==== Source information

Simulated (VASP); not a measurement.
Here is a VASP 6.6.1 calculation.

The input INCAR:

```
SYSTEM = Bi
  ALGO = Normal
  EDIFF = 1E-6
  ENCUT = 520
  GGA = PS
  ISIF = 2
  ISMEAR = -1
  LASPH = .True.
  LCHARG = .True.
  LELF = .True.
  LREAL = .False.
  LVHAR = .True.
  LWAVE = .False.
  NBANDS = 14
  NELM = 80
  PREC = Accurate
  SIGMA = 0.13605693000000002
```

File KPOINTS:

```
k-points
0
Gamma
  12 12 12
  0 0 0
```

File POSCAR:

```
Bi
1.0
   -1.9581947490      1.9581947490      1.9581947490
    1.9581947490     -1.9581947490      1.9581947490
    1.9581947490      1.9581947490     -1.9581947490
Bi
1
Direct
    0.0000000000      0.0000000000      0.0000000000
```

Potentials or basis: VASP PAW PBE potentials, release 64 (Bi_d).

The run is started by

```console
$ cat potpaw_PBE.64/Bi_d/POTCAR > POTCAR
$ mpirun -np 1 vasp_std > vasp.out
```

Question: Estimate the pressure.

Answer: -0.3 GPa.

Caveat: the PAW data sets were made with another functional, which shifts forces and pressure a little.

========

-- Activity --
Write out every record shown above, word for word.

-- Exercise output --
Simulated (VASP); not a measurement.
Here is a VASP 6.6.1 calculation.

The input INCAR:

```
SYSTEM = Bi
  ALGO = Normal
  EDIFF = 1E-6
  ENCUT = 520
  GGA = PS
  ISIF = 2
  ISMEAR = -1
  LASPH = .True.
  LCHARG = .True.
  LELF = .True.
  LREAL = .False.
  LVHAR = .True.
  LWAVE = .False.
  NBANDS = 14
  NELM = 80
  PREC = Accurate
  SIGMA = 0.13605693000000002
```

File KPOINTS:

```
k-points
0
Gamma
  12 12 12
  0 0 0
```

File POSCAR:

```
Bi
1.0
   -1.9581947490      1.9581947490      1.9581947490
    1.9581947490     -1.9581947490      1.9581947490
    1.9581947490      1.9581947490     -1.9581947490
Bi
1
Direct
    0.0000000000      0.0000000000      0.0000000000
```

Potentials or basis: VASP PAW PBE potentials, release 64 (Bi_d).

The run is started by

```console
$ cat potpaw_PBE.64/Bi_d/POTCAR > POTCAR
$ mpirun -np 1 vasp_std > vasp.out
```

Question: Estimate the pressure.

Answer: -0.3 GPa.

Caveat: the PAW data sets were made with another functional, which shifts forces and pressure a little.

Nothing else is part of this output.